# REQUIREMENT
Output the records that follow, with every character intact.

**** MATERIAL PROVIDED

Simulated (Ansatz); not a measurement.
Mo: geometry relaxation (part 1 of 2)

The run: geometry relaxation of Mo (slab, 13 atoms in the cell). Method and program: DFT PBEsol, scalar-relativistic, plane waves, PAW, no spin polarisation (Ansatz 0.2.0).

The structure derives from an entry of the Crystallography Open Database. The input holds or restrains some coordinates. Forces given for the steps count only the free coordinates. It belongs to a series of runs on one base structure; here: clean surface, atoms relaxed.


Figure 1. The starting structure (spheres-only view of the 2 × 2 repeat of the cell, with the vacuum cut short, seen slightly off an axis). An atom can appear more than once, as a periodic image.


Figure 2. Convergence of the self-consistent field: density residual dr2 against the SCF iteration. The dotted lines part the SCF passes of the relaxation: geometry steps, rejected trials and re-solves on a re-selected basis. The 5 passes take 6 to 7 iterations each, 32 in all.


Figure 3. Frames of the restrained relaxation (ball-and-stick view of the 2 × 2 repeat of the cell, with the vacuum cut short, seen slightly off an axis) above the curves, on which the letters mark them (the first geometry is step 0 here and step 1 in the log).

********

# YOUR RESPONSE
Simulated (Ansatz); not a measurement.
Mo: geometry relaxation (part 1 of 2)

The run: geometry relaxation of Mo (slab, 13 atoms in the cell). Method and program: DFT PBEsol, scalar-relativistic, plane waves, PAW, no spin polarisation (Ansatz 0.2.0).

The structure derives from an entry of the Crystallography Open Database. The input holds or restrains some coordinates. Forces given for the steps count only the free coordinates. It belongs to a series of runs on one base structure; here: clean surface, atoms relaxed.


Figure 1. The starting structure (spheres-only view of the 2 × 2 repeat of the cell, with the vacuum cut short, seen slightly off an axis). An atom can appear more than once, as a periodic image.


Figure 2. Convergence of the self-consistent field: density residual dr2 against the SCF iteration. The dotted lines part the SCF passes of the relaxation: geometry steps, rejected trials and re-solves on a re-selected basis. The 5 passes take 6 to 7 iterations each, 32 in all.


Figure 3. Frames of the restrained relaxation (ball-and-stick view of the 2 × 2 repeat of the cell, with the vacuum cut short, seen slightly off an axis) above the curves, on which the letters mark them (the first geometry is step 0 here and step 1 in the log).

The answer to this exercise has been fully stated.